BRIEF:
Reproduce the section of the listing that begins at the line containing "Fig. 1. Band" and finishes at the line containing "field (V/cm) |". Include both end lines and nothing beyond them.

*** Opening ENTRIES SHOWN ***

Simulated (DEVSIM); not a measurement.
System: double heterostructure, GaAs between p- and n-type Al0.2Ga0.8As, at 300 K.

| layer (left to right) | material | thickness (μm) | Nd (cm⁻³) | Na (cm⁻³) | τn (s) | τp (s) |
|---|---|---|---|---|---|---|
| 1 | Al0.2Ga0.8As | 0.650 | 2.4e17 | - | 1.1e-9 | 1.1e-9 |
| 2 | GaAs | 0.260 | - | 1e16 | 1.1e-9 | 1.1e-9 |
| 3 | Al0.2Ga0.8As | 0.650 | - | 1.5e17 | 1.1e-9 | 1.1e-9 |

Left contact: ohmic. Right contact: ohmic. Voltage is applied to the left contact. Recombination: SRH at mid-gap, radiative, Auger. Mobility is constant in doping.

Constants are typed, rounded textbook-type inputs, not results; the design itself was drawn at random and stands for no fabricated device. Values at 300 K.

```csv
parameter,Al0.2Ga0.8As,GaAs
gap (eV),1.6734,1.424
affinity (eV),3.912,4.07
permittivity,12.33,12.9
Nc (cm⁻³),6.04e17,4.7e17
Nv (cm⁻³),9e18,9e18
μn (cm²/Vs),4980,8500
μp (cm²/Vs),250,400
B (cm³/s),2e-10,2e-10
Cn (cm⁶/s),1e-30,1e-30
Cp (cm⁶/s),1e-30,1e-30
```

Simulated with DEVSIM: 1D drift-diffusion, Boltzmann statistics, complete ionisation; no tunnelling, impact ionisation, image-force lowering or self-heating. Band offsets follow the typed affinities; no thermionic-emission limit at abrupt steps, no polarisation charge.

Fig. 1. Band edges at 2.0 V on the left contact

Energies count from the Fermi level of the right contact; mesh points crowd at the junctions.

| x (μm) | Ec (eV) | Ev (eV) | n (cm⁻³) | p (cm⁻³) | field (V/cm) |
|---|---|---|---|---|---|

*** Closing ENTRIES SHOWN ***

EXERCISE ANSWER:
Fig. 1. Band edges at 2.0 V on the left contact

Energies count from the Fermi level of the right contact; mesh points crowd at the junctions.

| x (μm) | Ec (eV) | Ev (eV) | n (cm⁻³) | p (cm⁻³) | field (V/cm) |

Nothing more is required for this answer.